Starting with the first line below, reproduce each line exactly until you have included the one bearing "spin polarisation |".

....................

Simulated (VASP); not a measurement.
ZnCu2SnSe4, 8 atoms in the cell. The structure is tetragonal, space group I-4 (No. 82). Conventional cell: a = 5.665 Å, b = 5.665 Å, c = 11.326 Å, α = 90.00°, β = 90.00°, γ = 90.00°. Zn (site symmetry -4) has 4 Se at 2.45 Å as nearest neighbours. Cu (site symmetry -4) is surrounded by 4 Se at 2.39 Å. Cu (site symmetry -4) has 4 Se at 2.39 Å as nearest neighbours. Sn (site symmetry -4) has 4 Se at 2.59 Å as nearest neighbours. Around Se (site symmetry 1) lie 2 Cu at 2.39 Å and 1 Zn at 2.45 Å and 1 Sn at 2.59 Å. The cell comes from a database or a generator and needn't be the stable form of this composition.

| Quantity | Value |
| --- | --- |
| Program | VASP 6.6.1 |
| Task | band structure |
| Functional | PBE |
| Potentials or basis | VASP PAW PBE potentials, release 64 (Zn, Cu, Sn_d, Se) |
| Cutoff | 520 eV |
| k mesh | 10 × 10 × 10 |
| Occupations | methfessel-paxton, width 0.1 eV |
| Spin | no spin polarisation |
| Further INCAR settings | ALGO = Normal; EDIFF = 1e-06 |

....................

[ANSWER AREA]
Simulated (VASP); not a measurement.
ZnCu2SnSe4, 8 atoms in the cell. The structure is tetragonal, space group I-4 (No. 82). Conventional cell: a = 5.665 Å, b = 5.665 Å, c = 11.326 Å, α = 90.00°, β = 90.00°, γ = 90.00°. Zn (site symmetry -4) has 4 Se at 2.45 Å as nearest neighbours. Cu (site symmetry -4) is surrounded by 4 Se at 2.39 Å. Cu (site symmetry -4) has 4 Se at 2.39 Å as nearest neighbours. Sn (site symmetry -4) has 4 Se at 2.59 Å as nearest neighbours. Around Se (site symmetry 1) lie 2 Cu at 2.39 Å and 1 Zn at 2.45 Å and 1 Sn at 2.59 Å. The cell comes from a database or a generator and needn't be the stable form of this composition.

| Quantity | Value |
| --- | --- |
| Program | VASP 6.6.1 |
| Task | band structure |
| Functional | PBE |
| Potentials or basis | VASP PAW PBE potentials, release 64 (Zn, Cu, Sn_d, Se) |
| Cutoff | 520 eV |
| k mesh | 10 × 10 × 10 |
| Occupations | methfessel-paxton, width 0.1 eV |
| Spin | no spin polarisation |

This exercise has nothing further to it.